|---|

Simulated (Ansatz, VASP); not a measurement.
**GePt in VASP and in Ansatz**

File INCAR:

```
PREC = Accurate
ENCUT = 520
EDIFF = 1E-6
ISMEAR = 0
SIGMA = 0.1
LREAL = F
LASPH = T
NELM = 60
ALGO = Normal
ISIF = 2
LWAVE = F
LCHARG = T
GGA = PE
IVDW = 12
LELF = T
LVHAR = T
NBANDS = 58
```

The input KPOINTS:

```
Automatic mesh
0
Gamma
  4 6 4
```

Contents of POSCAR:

|---|

Action item » Set down all the entries again, word for word.

Answer space »
Simulated (Ansatz, VASP); not a measurement.
**GePt in VASP and in Ansatz**

File INCAR:

```
PREC = Accurate
ENCUT = 520
EDIFF = 1E-6
ISMEAR = 0
SIGMA = 0.1
LREAL = F
LASPH = T
NELM = 60
ALGO = Normal
ISIF = 2
LWAVE = F
LCHARG = T
GGA = PE
IVDW = 12
LELF = T
LVHAR = T
NBANDS = 58
```

The input KPOINTS:

```
Automatic mesh
0
Gamma
  4 6 4
```

Contents of POSCAR:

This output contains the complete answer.